--- START ---

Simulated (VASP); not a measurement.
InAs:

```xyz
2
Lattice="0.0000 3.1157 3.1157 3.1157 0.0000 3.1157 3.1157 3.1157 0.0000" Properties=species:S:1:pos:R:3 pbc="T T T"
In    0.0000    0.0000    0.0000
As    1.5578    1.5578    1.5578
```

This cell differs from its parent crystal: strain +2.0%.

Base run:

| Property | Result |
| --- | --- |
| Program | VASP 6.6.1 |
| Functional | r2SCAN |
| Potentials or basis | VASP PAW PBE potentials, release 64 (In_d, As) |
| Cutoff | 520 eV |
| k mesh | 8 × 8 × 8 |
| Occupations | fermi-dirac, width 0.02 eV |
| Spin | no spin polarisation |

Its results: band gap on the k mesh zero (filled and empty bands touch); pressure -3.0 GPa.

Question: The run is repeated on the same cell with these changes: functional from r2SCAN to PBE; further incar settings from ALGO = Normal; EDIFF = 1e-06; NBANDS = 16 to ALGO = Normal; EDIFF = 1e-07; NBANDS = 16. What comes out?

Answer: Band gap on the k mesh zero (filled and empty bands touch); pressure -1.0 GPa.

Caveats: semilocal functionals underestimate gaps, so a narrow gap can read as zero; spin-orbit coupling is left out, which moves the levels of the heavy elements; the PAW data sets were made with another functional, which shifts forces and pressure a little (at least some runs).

--- END ---

WORK ORDER →
Send back exactly, with nothing added, the lines from the first line of the material above through the line holding "spin polarisation |"; both ends are included.

TASK OUTPUT →
Simulated (VASP); not a measurement.
InAs:

```xyz
2
Lattice="0.0000 3.1157 3.1157 3.1157 0.0000 3.1157 3.1157 3.1157 0.0000" Properties=species:S:1:pos:R:3 pbc="T T T"
In    0.0000    0.0000    0.0000
As    1.5578    1.5578    1.5578
```

This cell differs from its parent crystal: strain +2.0%.

Base run:

| Property | Result |
| --- | --- |
| Program | VASP 6.6.1 |
| Functional | r2SCAN |
| Potentials or basis | VASP PAW PBE potentials, release 64 (In_d, As) |
| Cutoff | 520 eV |
| k mesh | 8 × 8 × 8 |
| Occupations | fermi-dirac, width 0.02 eV |
| Spin | no spin polarisation |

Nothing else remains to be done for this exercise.